Supplied entries:
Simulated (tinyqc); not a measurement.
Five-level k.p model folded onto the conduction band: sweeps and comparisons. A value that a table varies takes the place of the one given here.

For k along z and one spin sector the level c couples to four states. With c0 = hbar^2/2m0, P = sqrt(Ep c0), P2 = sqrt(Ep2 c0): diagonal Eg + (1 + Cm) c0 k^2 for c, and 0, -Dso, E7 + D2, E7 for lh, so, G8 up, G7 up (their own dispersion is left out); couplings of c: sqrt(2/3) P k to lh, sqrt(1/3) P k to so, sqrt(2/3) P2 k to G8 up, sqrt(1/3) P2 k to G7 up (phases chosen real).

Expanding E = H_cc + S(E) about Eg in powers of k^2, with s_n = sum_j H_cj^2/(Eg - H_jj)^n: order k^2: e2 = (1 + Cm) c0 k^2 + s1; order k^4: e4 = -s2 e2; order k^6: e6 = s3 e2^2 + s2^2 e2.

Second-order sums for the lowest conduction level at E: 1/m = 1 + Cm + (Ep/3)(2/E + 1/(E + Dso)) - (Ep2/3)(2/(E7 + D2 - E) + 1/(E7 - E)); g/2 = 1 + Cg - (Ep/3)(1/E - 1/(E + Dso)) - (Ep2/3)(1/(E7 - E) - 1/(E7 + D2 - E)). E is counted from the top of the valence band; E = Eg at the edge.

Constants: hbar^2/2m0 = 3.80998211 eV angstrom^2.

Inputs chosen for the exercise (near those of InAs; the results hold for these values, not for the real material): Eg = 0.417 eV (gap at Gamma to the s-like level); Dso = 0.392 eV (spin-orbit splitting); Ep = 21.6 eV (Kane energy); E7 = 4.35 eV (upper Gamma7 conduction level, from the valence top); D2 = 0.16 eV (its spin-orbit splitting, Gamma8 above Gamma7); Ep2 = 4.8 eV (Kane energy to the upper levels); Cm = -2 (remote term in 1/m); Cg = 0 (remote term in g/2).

Work item:
Repeat, word for word, the lines from the opening of the material through the line containing "Constants: hbar^2/2m0 = 3.80998211".

Written solution:
Simulated (tinyqc); not a measurement.
Five-level k.p model folded onto the conduction band: sweeps and comparisons. A value that a table varies takes the place of the one given here.

For k along z and one spin sector the level c couples to four states. With c0 = hbar^2/2m0, P = sqrt(Ep c0), P2 = sqrt(Ep2 c0): diagonal Eg + (1 + Cm) c0 k^2 for c, and 0, -Dso, E7 + D2, E7 for lh, so, G8 up, G7 up (their own dispersion is left out); couplings of c: sqrt(2/3) P k to lh, sqrt(1/3) P k to so, sqrt(2/3) P2 k to G8 up, sqrt(1/3) P2 k to G7 up (phases chosen real).

Expanding E = H_cc + S(E) about Eg in powers of k^2, with s_n = sum_j H_cj^2/(Eg - H_jj)^n: order k^2: e2 = (1 + Cm) c0 k^2 + s1; order k^4: e4 = -s2 e2; order k^6: e6 = s3 e2^2 + s2^2 e2.

Second-order sums for the lowest conduction level at E: 1/m = 1 + Cm + (Ep/3)(2/E + 1/(E + Dso)) - (Ep2/3)(2/(E7 + D2 - E) + 1/(E7 - E)); g/2 = 1 + Cg - (Ep/3)(1/E - 1/(E + Dso)) - (Ep2/3)(1/(E7 - E) - 1/(E7 + D2 - E)). E is counted from the top of the valence band; E = Eg at the edge.

Constants: hbar^2/2m0 = 3.80998211 eV angstrom^2.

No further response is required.